»»

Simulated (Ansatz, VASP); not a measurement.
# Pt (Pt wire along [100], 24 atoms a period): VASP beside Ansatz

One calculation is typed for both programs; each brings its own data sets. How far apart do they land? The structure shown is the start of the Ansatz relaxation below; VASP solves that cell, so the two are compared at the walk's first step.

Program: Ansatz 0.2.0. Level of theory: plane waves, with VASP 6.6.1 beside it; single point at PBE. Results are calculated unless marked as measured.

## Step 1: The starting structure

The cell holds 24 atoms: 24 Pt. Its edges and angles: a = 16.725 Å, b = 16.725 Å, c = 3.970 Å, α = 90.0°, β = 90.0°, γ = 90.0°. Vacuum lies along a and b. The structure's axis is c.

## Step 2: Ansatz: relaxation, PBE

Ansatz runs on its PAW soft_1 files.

««

▶ **WORK ITEM**: Retype each record. Keep every character as it is.

▶ **WRITTEN RESPONSE**:
Simulated (Ansatz, VASP); not a measurement.
# Pt (Pt wire along [100], 24 atoms a period): VASP beside Ansatz

One calculation is typed for both programs; each brings its own data sets. How far apart do they land? The structure shown is the start of the Ansatz relaxation below; VASP solves that cell, so the two are compared at the walk's first step.

Program: Ansatz 0.2.0. Level of theory: plane waves, with VASP 6.6.1 beside it; single point at PBE. Results are calculated unless marked as measured.

## Step 1: The starting structure

The cell holds 24 atoms: 24 Pt. Its edges and angles: a = 16.725 Å, b = 16.725 Å, c = 3.970 Å, α = 90.0°, β = 90.0°, γ = 90.0°. Vacuum lies along a and b. The structure's axis is c.

## Step 2: Ansatz: relaxation, PBE

Ansatz runs on its PAW soft_1 files.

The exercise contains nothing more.